- **WORK REQUEST**
For every line in the material, print that line exactly.

- **RECORD SET**

────────────────────────────────────────

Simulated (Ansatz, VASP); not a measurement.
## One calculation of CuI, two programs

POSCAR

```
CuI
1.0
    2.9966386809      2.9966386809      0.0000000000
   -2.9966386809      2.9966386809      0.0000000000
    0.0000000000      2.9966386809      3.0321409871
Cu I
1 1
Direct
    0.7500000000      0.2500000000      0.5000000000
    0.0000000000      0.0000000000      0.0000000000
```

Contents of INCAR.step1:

────────────────────────────────────────

- **WRITTEN SOLUTION**
Simulated (Ansatz, VASP); not a measurement.
## One calculation of CuI, two programs

POSCAR

```
CuI
1.0
    2.9966386809      2.9966386809      0.0000000000
   -2.9966386809      2.9966386809      0.0000000000
    0.0000000000      2.9966386809      3.0321409871
Cu I
1 1
Direct
    0.7500000000      0.2500000000      0.5000000000
    0.0000000000      0.0000000000      0.0000000000
```

Contents of INCAR.step1:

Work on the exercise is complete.